#####

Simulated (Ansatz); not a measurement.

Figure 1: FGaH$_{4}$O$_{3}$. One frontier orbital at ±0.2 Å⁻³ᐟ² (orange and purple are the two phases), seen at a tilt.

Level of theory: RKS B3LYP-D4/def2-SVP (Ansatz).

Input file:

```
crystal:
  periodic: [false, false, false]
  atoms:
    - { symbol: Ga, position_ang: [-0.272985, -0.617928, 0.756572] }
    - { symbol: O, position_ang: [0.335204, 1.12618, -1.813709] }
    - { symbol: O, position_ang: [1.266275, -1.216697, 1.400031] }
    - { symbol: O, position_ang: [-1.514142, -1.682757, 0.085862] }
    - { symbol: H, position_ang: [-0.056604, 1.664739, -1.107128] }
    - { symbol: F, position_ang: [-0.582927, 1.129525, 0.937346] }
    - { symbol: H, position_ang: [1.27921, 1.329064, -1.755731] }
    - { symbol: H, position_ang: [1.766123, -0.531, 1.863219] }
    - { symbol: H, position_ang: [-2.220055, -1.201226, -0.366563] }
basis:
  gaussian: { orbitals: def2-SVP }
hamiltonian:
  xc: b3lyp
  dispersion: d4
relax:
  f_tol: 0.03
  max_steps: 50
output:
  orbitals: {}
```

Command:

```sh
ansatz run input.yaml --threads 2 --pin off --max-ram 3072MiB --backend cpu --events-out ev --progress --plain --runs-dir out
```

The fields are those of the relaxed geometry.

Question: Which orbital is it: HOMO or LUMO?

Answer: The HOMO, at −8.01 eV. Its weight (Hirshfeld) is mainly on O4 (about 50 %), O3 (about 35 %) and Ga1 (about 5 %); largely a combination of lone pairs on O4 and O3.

#####

◆ **WORK REQUEST**: Lines from the top of the data above through the line containing "Question: Which orbital is it: HOMO or LUMO?" must be repeated exactly. All other lines stay out.

◆ **REPLY**:
Simulated (Ansatz); not a measurement.

Figure 1: FGaH$_{4}$O$_{3}$. One frontier orbital at ±0.2 Å⁻³ᐟ² (orange and purple are the two phases), seen at a tilt.

Level of theory: RKS B3LYP-D4/def2-SVP (Ansatz).

Input file:

```
crystal:
  periodic: [false, false, false]
  atoms:
    - { symbol: Ga, position_ang: [-0.272985, -0.617928, 0.756572] }
    - { symbol: O, position_ang: [0.335204, 1.12618, -1.813709] }
    - { symbol: O, position_ang: [1.266275, -1.216697, 1.400031] }
    - { symbol: O, position_ang: [-1.514142, -1.682757, 0.085862] }
    - { symbol: H, position_ang: [-0.056604, 1.664739, -1.107128] }
    - { symbol: F, position_ang: [-0.582927, 1.129525, 0.937346] }
    - { symbol: H, position_ang: [1.27921, 1.329064, -1.755731] }
    - { symbol: H, position_ang: [1.766123, -0.531, 1.863219] }
    - { symbol: H, position_ang: [-2.220055, -1.201226, -0.366563] }
basis:
  gaussian: { orbitals: def2-SVP }
hamiltonian:
  xc: b3lyp
  dispersion: d4
relax:
  f_tol: 0.03
  max_steps: 50
output:
  orbitals: {}
```

Command:

```sh
ansatz run input.yaml --threads 2 --pin off --max-ram 3072MiB --backend cpu --events-out ev --progress --plain --runs-dir out
```

The fields are those of the relaxed geometry.

Question: Which orbital is it: HOMO or LUMO?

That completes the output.